Work instruction :: Output the full listing word for word.

======== Data records

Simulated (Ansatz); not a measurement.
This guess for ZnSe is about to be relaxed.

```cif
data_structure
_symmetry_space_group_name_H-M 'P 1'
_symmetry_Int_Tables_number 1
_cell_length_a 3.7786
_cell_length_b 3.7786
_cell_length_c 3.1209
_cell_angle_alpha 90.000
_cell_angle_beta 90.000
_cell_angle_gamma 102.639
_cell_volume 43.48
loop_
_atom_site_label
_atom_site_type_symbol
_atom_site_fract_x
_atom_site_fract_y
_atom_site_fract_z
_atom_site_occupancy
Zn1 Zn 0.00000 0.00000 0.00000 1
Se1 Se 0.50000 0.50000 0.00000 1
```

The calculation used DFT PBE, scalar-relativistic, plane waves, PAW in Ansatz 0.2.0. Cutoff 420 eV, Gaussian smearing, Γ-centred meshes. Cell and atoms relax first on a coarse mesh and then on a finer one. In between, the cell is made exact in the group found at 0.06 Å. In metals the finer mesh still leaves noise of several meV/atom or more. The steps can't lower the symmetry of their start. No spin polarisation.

================

Answer space ::
Simulated (Ansatz); not a measurement.
This guess for ZnSe is about to be relaxed.

```cif
data_structure
_symmetry_space_group_name_H-M 'P 1'
_symmetry_Int_Tables_number 1
_cell_length_a 3.7786
_cell_length_b 3.7786
_cell_length_c 3.1209
_cell_angle_alpha 90.000
_cell_angle_beta 90.000
_cell_angle_gamma 102.639
_cell_volume 43.48
loop_
_atom_site_label
_atom_site_type_symbol
_atom_site_fract_x
_atom_site_fract_y
_atom_site_fract_z
_atom_site_occupancy
Zn1 Zn 0.00000 0.00000 0.00000 1
Se1 Se 0.50000 0.50000 0.00000 1
```

The calculation used DFT PBE, scalar-relativistic, plane waves, PAW in Ansatz 0.2.0. Cutoff 420 eV, Gaussian smearing, Γ-centred meshes. Cell and atoms relax first on a coarse mesh and then on a finer one. In between, the cell is made exact in the group found at 0.06 Å. In metals the finer mesh still leaves noise of several meV/atom or more. The steps can't lower the symmetry of their start. No spin polarisation.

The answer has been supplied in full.